◆ **Required action**: Output, without alteration, the first line of the entries and each line after it, stopping with the line that contains "Is this crystal".

◆ **Available data**:
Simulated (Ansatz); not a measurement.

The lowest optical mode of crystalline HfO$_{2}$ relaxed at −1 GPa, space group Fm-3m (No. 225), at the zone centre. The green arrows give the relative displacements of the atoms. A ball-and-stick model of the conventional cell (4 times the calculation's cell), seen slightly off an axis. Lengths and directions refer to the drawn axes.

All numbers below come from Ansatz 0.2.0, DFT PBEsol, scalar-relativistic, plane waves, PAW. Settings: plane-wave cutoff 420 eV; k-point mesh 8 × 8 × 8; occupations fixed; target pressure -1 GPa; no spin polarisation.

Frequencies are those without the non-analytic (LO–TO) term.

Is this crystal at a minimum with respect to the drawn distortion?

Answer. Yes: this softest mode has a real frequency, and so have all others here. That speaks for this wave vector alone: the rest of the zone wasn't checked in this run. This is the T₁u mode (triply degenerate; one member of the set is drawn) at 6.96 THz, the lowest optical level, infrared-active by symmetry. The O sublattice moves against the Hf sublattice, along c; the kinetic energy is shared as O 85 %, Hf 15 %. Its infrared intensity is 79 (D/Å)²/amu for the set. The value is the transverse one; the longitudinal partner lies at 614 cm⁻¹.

◆ **Answer box**:
Simulated (Ansatz); not a measurement.

The lowest optical mode of crystalline HfO$_{2}$ relaxed at −1 GPa, space group Fm-3m (No. 225), at the zone centre. The green arrows give the relative displacements of the atoms. A ball-and-stick model of the conventional cell (4 times the calculation's cell), seen slightly off an axis. Lengths and directions refer to the drawn axes.

All numbers below come from Ansatz 0.2.0, DFT PBEsol, scalar-relativistic, plane waves, PAW. Settings: plane-wave cutoff 420 eV; k-point mesh 8 × 8 × 8; occupations fixed; target pressure -1 GPa; no spin polarisation.

Frequencies are those without the non-analytic (LO–TO) term.

Is this crystal at a minimum with respect to the drawn distortion?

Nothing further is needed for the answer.